— Assigned task —
Using the records below, repeat exactly the lines from the one holding "Question: Write its" through the one holding "Question: What are", both ends included, and no others.

— Supplied entries —
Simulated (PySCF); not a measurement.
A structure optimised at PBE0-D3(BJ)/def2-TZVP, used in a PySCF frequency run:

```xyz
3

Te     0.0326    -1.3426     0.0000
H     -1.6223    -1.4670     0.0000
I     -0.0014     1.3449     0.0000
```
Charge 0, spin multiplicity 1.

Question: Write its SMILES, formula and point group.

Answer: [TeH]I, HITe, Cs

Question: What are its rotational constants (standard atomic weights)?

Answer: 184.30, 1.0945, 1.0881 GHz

— Your solution —
Question: Write its SMILES, formula and point group.

Answer: [TeH]I, HITe, Cs

Question: What are its rotational constants (standard atomic weights)?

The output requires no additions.